[Exercise]:
In full and without alteration, give the listing again.

━━━ Listed records ━━━

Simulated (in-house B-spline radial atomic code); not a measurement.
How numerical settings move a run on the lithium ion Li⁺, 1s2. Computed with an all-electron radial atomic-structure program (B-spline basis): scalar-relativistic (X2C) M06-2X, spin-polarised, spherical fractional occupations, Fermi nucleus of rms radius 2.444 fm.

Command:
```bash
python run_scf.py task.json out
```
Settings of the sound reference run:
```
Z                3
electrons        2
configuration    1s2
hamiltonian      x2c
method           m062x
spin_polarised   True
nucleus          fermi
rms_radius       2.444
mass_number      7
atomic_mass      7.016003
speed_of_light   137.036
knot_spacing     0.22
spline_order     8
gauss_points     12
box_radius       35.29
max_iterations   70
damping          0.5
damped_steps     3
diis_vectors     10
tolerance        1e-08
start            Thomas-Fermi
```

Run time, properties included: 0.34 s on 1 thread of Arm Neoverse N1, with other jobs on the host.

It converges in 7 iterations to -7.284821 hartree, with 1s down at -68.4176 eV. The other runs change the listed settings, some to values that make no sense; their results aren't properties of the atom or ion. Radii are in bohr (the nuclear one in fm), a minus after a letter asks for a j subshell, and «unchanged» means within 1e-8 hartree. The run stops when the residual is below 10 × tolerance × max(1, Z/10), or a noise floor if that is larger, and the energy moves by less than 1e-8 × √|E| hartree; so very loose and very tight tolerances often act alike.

━━━

[Reply]:
Simulated (in-house B-spline radial atomic code); not a measurement.
How numerical settings move a run on the lithium ion Li⁺, 1s2. Computed with an all-electron radial atomic-structure program (B-spline basis): scalar-relativistic (X2C) M06-2X, spin-polarised, spherical fractional occupations, Fermi nucleus of rms radius 2.444 fm.

Command:
```bash
python run_scf.py task.json out
```
Settings of the sound reference run:
```
Z                3
electrons        2
configuration    1s2
hamiltonian      x2c
method           m062x
spin_polarised   True
nucleus          fermi
rms_radius       2.444
mass_number      7
atomic_mass      7.016003
speed_of_light   137.036
knot_spacing     0.22
spline_order     8
gauss_points     12
box_radius       35.29
max_iterations   70
damping          0.5
damped_steps     3
diis_vectors     10
tolerance        1e-08
start            Thomas-Fermi
```

Run time, properties included: 0.34 s on 1 thread of Arm Neoverse N1, with other jobs on the host.

It converges in 7 iterations to -7.284821 hartree, with 1s down at -68.4176 eV. The other runs change the listed settings, some to values that make no sense; their results aren't properties of the atom or ion. Radii are in bohr (the nuclear one in fm), a minus after a letter asks for a j subshell, and «unchanged» means within 1e-8 hartree. The run stops when the residual is below 10 × tolerance × max(1, Z/10), or a noise floor if that is larger, and the energy moves by less than 1e-8 × √|E| hartree; so very loose and very tight tolerances often act alike.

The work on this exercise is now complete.